[Opening DATA TO EXAMINE section]
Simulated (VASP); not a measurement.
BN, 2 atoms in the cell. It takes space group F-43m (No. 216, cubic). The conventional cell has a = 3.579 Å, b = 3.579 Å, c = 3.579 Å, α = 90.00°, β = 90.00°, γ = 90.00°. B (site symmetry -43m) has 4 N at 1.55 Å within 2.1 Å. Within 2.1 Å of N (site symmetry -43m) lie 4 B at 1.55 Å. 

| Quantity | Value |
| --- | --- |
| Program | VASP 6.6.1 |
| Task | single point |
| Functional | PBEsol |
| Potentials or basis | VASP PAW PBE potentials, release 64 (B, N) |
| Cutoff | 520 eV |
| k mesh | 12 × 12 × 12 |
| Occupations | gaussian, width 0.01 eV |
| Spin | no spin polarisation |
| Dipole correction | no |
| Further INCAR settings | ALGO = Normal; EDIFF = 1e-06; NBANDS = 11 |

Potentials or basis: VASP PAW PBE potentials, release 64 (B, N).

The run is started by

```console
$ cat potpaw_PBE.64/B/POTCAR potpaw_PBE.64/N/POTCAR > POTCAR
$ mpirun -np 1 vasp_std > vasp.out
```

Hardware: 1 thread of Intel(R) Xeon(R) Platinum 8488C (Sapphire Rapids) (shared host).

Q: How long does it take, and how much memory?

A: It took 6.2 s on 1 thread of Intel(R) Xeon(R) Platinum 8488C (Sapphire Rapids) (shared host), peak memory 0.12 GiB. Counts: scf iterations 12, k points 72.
[Closing DATA TO EXAMINE section]

§ **EXERCISE**: Please reply with an exact copy of the lines above, starting at the first and ending at the line that holds "Q: How long".

§ **ANSWER SECTION**:
Simulated (VASP); not a measurement.
BN, 2 atoms in the cell. It takes space group F-43m (No. 216, cubic). The conventional cell has a = 3.579 Å, b = 3.579 Å, c = 3.579 Å, α = 90.00°, β = 90.00°, γ = 90.00°. B (site symmetry -43m) has 4 N at 1.55 Å within 2.1 Å. Within 2.1 Å of N (site symmetry -43m) lie 4 B at 1.55 Å. 

| Quantity | Value |
| --- | --- |
| Program | VASP 6.6.1 |
| Task | single point |
| Functional | PBEsol |
| Potentials or basis | VASP PAW PBE potentials, release 64 (B, N) |
| Cutoff | 520 eV |
| k mesh | 12 × 12 × 12 |
| Occupations | gaussian, width 0.01 eV |
| Spin | no spin polarisation |
| Dipole correction | no |
| Further INCAR settings | ALGO = Normal; EDIFF = 1e-06; NBANDS = 11 |

Potentials or basis: VASP PAW PBE potentials, release 64 (B, N).

The run is started by

```console
$ cat potpaw_PBE.64/B/POTCAR potpaw_PBE.64/N/POTCAR > POTCAR
$ mpirun -np 1 vasp_std > vasp.out
```

Hardware: 1 thread of Intel(R) Xeon(R) Platinum 8488C (Sapphire Rapids) (shared host).

Q: How long does it take, and how much memory?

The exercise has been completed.